Work request:
Please write out, exactly, every line of the listing from its first line through the one that includes "These are calculations, not".

Data supplied:
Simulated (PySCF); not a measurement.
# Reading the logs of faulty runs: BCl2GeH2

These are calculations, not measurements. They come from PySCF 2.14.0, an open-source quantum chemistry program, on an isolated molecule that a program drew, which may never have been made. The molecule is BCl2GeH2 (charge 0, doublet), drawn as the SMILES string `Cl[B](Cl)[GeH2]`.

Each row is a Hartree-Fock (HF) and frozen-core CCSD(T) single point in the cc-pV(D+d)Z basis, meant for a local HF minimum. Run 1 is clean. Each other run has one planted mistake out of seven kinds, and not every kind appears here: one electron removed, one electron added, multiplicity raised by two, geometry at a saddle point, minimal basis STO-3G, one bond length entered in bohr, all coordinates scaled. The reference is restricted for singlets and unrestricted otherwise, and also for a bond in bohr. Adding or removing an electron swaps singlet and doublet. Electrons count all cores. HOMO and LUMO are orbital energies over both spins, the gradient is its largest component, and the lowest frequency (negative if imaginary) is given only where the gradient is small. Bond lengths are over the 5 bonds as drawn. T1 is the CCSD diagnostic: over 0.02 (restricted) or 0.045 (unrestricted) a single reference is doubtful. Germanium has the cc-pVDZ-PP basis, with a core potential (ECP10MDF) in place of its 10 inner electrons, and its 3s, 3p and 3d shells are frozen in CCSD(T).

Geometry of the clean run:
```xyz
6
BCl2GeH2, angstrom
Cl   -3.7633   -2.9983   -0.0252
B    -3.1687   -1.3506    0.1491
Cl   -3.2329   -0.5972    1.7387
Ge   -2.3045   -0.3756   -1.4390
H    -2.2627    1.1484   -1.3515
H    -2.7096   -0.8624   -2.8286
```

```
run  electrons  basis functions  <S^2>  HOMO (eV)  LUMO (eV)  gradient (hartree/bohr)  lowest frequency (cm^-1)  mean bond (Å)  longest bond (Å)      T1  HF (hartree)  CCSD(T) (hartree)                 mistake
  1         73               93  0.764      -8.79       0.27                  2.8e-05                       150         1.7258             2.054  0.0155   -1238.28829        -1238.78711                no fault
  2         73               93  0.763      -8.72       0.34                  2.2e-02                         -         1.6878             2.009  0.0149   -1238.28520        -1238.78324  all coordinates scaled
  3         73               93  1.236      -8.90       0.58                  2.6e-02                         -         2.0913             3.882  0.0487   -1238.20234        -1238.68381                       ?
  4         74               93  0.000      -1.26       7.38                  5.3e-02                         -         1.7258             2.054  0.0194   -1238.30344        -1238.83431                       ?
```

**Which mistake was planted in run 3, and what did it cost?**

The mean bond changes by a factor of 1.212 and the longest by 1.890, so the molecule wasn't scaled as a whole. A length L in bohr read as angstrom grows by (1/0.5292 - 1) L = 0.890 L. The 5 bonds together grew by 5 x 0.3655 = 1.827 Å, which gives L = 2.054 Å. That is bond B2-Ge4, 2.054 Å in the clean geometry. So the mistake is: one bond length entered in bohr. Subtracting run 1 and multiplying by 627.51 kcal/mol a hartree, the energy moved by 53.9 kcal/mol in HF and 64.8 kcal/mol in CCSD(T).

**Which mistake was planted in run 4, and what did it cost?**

Answer section:
Simulated (PySCF); not a measurement.
# Reading the logs of faulty runs: BCl2GeH2

These are calculations, not measurements. They come from PySCF 2.14.0, an open-source quantum chemistry program, on an isolated molecule that a program drew, which may never have been made. The molecule is BCl2GeH2 (charge 0, doublet), drawn as the SMILES string `Cl[B](Cl)[GeH2]`.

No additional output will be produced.